All records are to be restated exactly, each line as it reads.

■ Records shown:
==================================================
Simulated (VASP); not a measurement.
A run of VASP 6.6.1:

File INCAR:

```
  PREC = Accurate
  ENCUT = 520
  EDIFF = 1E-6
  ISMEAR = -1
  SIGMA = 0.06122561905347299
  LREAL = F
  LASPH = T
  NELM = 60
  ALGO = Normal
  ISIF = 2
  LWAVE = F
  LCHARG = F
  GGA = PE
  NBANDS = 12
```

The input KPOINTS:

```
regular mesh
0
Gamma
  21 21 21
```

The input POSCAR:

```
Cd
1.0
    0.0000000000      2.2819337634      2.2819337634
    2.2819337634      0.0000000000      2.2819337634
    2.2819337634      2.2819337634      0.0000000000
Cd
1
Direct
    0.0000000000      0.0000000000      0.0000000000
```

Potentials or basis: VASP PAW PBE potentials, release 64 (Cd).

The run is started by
==================================================

■ Worked solution:
Simulated (VASP); not a measurement.
A run of VASP 6.6.1:

File INCAR:

```
  PREC = Accurate
  ENCUT = 520
  EDIFF = 1E-6
  ISMEAR = -1
  SIGMA = 0.06122561905347299
  LREAL = F
  LASPH = T
  NELM = 60
  ALGO = Normal
  ISIF = 2
  LWAVE = F
  LCHARG = F
  GGA = PE
  NBANDS = 12
```

The input KPOINTS:

```
regular mesh
0
Gamma
  21 21 21
```

The input POSCAR:

```
Cd
1.0
    0.0000000000      2.2819337634      2.2819337634
    2.2819337634      0.0000000000      2.2819337634
    2.2819337634      2.2819337634      0.0000000000
Cd
1
Direct
    0.0000000000      0.0000000000      0.0000000000
```

Potentials or basis: VASP PAW PBE potentials, release 64 (Cd).

The run is started by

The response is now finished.